▶ Source data
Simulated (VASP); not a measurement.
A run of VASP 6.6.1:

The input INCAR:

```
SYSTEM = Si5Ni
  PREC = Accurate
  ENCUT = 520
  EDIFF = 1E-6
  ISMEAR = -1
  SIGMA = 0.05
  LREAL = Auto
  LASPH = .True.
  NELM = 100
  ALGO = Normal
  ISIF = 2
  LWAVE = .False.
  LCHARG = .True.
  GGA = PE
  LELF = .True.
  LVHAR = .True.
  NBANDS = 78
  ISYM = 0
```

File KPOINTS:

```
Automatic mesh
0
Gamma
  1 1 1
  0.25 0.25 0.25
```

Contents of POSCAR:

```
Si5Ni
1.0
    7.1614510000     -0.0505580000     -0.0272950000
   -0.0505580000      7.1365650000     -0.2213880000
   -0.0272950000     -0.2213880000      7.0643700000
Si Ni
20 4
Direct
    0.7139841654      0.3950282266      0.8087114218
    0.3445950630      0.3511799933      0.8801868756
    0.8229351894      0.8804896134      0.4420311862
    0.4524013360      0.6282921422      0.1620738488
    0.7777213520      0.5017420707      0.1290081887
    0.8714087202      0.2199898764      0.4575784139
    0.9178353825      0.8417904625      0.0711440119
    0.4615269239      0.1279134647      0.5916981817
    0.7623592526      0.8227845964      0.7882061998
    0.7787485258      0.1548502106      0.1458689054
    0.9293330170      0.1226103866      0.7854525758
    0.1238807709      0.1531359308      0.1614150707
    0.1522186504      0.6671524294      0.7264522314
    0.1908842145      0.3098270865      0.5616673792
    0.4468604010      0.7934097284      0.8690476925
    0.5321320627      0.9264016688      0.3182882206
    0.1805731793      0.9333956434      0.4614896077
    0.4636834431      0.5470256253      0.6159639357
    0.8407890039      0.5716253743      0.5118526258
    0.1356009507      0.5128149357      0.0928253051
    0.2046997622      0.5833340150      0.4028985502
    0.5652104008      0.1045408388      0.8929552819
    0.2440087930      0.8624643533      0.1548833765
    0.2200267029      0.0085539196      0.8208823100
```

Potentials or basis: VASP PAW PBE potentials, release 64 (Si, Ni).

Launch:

▶ Work task
The lines from the top of the data above down to the line containing "Potentials or basis: VASP" are to be copied exactly; no other line should appear.

▶ Written reply
Simulated (VASP); not a measurement.
A run of VASP 6.6.1:

The input INCAR:

```
SYSTEM = Si5Ni
  PREC = Accurate
  ENCUT = 520
  EDIFF = 1E-6
  ISMEAR = -1
  SIGMA = 0.05
  LREAL = Auto
  LASPH = .True.
  NELM = 100
  ALGO = Normal
  ISIF = 2
  LWAVE = .False.
  LCHARG = .True.
  GGA = PE
  LELF = .True.
  LVHAR = .True.
  NBANDS = 78
  ISYM = 0
```

File KPOINTS:

```
Automatic mesh
0
Gamma
  1 1 1
  0.25 0.25 0.25
```

Contents of POSCAR:

```
Si5Ni
1.0
    7.1614510000     -0.0505580000     -0.0272950000
   -0.0505580000      7.1365650000     -0.2213880000
   -0.0272950000     -0.2213880000      7.0643700000
Si Ni
20 4
Direct
    0.7139841654      0.3950282266      0.8087114218
    0.3445950630      0.3511799933      0.8801868756
    0.8229351894      0.8804896134      0.4420311862
    0.4524013360      0.6282921422      0.1620738488
    0.7777213520      0.5017420707      0.1290081887
    0.8714087202      0.2199898764      0.4575784139
    0.9178353825      0.8417904625      0.0711440119
    0.4615269239      0.1279134647      0.5916981817
    0.7623592526      0.8227845964      0.7882061998
    0.7787485258      0.1548502106      0.1458689054
    0.9293330170      0.1226103866      0.7854525758
    0.1238807709      0.1531359308      0.1614150707
    0.1522186504      0.6671524294      0.7264522314
    0.1908842145      0.3098270865      0.5616673792
    0.4468604010      0.7934097284      0.8690476925
    0.5321320627      0.9264016688      0.3182882206
    0.1805731793      0.9333956434      0.4614896077
    0.4636834431      0.5470256253      0.6159639357
    0.8407890039      0.5716253743      0.5118526258
    0.1356009507      0.5128149357      0.0928253051
    0.2046997622      0.5833340150      0.4028985502
    0.5652104008      0.1045408388      0.8929552819
    0.2440087930      0.8624643533      0.1548833765
    0.2200267029      0.0085539196      0.8208823100
```

Potentials or basis: VASP PAW PBE potentials, release 64 (Si, Ni).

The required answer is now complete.